#### Brief
Below this line is a set of entries; quote exactly the lines from the line that contains "δ = σ(ref) −" to the line that contains "7.9 → C6, methyl carbon bonded to B", both lines included.

#### Records provided
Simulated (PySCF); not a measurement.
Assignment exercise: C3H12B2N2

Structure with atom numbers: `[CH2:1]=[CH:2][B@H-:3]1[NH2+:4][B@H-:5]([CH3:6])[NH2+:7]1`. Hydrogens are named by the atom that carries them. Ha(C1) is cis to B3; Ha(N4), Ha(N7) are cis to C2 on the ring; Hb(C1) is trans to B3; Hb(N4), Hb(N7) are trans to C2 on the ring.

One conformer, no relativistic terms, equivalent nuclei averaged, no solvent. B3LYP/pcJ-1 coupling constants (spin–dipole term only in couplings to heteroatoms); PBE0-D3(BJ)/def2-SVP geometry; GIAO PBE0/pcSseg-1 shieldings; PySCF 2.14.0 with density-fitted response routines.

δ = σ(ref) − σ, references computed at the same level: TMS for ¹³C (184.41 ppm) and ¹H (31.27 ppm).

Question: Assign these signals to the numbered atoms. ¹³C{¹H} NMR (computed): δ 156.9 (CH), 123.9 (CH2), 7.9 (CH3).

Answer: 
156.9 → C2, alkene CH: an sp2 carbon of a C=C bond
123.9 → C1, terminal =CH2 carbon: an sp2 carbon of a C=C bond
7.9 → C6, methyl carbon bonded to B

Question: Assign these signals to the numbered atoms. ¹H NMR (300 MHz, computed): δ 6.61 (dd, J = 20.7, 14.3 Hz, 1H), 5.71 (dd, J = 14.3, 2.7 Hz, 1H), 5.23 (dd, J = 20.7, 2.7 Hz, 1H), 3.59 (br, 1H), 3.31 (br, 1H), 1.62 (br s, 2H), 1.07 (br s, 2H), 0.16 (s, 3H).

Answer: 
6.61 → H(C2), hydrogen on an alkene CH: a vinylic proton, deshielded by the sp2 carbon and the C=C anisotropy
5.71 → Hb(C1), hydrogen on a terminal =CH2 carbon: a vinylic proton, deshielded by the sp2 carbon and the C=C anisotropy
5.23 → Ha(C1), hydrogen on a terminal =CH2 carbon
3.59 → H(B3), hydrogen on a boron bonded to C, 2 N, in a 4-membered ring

#### Result
δ = σ(ref) − σ, references computed at the same level: TMS for ¹³C (184.41 ppm) and ¹H (31.27 ppm).

Question: Assign these signals to the numbered atoms. ¹³C{¹H} NMR (computed): δ 156.9 (CH), 123.9 (CH2), 7.9 (CH3).

Answer: 
156.9 → C2, alkene CH: an sp2 carbon of a C=C bond
123.9 → C1, terminal =CH2 carbon: an sp2 carbon of a C=C bond
7.9 → C6, methyl carbon bonded to B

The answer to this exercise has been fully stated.